Data provided:
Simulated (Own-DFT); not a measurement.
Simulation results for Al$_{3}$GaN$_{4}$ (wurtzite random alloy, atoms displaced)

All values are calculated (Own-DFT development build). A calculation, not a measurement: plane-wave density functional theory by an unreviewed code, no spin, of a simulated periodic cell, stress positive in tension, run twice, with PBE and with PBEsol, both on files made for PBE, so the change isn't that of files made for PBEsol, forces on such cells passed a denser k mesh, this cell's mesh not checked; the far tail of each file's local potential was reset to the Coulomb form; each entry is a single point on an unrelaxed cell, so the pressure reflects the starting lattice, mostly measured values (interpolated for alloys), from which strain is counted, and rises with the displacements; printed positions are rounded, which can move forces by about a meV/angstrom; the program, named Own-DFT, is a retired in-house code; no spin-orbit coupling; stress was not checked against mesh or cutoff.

Activity:
Reproduce exactly the first line of the listing and every line after it, through the one containing "Simulation results for". Nothing else belongs in the output.

Exercise output:
Simulated (Own-DFT); not a measurement.
Simulation results for Al$_{3}$GaN$_{4}$ (wurtzite random alloy, atoms displaced)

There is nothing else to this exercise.